Transcribe all records exactly.

(STUDY MATERIAL begins)

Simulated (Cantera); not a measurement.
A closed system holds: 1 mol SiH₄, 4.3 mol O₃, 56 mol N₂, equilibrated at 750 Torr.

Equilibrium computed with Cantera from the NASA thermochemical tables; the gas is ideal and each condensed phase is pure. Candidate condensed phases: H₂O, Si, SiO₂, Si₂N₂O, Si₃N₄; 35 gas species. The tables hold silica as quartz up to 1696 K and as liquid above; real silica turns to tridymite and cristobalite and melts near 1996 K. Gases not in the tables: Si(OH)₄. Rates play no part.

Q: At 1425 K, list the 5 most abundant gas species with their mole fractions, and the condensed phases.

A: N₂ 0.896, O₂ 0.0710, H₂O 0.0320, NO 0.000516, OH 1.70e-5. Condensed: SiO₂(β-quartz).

(STUDY MATERIAL ends)

YOUR RESPONSE:
Simulated (Cantera); not a measurement.
A closed system holds: 1 mol SiH₄, 4.3 mol O₃, 56 mol N₂, equilibrated at 750 Torr.

Equilibrium computed with Cantera from the NASA thermochemical tables; the gas is ideal and each condensed phase is pure. Candidate condensed phases: H₂O, Si, SiO₂, Si₂N₂O, Si₃N₄; 35 gas species. The tables hold silica as quartz up to 1696 K and as liquid above; real silica turns to tridymite and cristobalite and melts near 1996 K. Gases not in the tables: Si(OH)₄. Rates play no part.

Q: At 1425 K, list the 5 most abundant gas species with their mole fractions, and the condensed phases.

A: N₂ 0.896, O₂ 0.0710, H₂O 0.0320, NO 0.000516, OH 1.70e-5. Condensed: SiO₂(β-quartz).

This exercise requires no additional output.